## WORK ORDER
Exact copies of all entries are expected.

---------- DATA EXTRACTS ----------
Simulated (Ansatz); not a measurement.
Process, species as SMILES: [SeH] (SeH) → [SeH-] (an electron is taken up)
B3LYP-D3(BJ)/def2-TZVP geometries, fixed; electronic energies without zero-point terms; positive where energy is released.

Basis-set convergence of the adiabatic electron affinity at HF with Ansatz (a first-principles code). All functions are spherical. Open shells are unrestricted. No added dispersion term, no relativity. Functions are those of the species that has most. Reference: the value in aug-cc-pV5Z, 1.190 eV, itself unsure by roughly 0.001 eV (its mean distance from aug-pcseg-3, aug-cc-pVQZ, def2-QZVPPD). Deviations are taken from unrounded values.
----------

## TASK RESPONSE
Simulated (Ansatz); not a measurement.
Process, species as SMILES: [SeH] (SeH) → [SeH-] (an electron is taken up)
B3LYP-D3(BJ)/def2-TZVP geometries, fixed; electronic energies without zero-point terms; positive where energy is released.

Basis-set convergence of the adiabatic electron affinity at HF with Ansatz (a first-principles code). All functions are spherical. Open shells are unrestricted. No added dispersion term, no relativity. Functions are those of the species that has most. Reference: the value in aug-cc-pV5Z, 1.190 eV, itself unsure by roughly 0.001 eV (its mean distance from aug-pcseg-3, aug-cc-pVQZ, def2-QZVPPD). Deviations are taken from unrounded values.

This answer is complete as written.